+++

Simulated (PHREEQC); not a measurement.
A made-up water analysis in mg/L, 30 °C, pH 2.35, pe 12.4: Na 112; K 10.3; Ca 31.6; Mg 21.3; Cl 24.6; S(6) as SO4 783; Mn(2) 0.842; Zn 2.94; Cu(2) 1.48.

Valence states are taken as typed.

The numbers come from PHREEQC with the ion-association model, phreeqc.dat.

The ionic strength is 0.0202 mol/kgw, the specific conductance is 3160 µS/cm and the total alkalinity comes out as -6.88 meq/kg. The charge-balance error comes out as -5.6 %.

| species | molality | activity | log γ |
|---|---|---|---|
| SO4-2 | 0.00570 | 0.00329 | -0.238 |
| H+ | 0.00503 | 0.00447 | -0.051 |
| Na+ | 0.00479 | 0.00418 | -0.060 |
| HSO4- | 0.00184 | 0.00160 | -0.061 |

+++

From the entries above, extract only the lines running from the one containing "Valence states are taken as typed." through the one containing "0.00418 | -0.060 |", inclusive.

(TASK SOLUTION):
Valence states are taken as typed.

The numbers come from PHREEQC with the ion-association model, phreeqc.dat.

The ionic strength is 0.0202 mol/kgw, the specific conductance is 3160 µS/cm and the total alkalinity comes out as -6.88 meq/kg. The charge-balance error comes out as -5.6 %.

| species | molality | activity | log γ |
|---|---|---|---|
| SO4-2 | 0.00570 | 0.00329 | -0.238 |
| H+ | 0.00503 | 0.00447 | -0.051 |
| Na+ | 0.00479 | 0.00418 | -0.060 |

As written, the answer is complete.